=== Brief ===
Return every entry from the listing below unaltered.

--- Material shown Enclosed Below ---

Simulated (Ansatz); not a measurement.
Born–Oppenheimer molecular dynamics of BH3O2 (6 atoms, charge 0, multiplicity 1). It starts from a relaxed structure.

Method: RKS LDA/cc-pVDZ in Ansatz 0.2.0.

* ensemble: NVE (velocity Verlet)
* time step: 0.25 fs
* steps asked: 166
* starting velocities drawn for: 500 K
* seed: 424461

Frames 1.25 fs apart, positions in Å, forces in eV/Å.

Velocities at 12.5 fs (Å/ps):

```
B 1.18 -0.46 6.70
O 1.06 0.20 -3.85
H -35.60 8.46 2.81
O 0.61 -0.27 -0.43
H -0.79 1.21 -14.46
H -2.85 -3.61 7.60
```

--- End of Enclosed Material shown ---

=== Result ===
Simulated (Ansatz); not a measurement.
Born–Oppenheimer molecular dynamics of BH3O2 (6 atoms, charge 0, multiplicity 1). It starts from a relaxed structure.

Method: RKS LDA/cc-pVDZ in Ansatz 0.2.0.

* ensemble: NVE (velocity Verlet)
* time step: 0.25 fs
* steps asked: 166
* starting velocities drawn for: 500 K
* seed: 424461

Frames 1.25 fs apart, positions in Å, forces in eV/Å.

Velocities at 12.5 fs (Å/ps):

```
B 1.18 -0.46 6.70
O 1.06 0.20 -3.85
H -35.60 8.46 2.81
O 0.61 -0.27 -0.43
H -0.79 1.21 -14.46
H -2.85 -3.61 7.60
```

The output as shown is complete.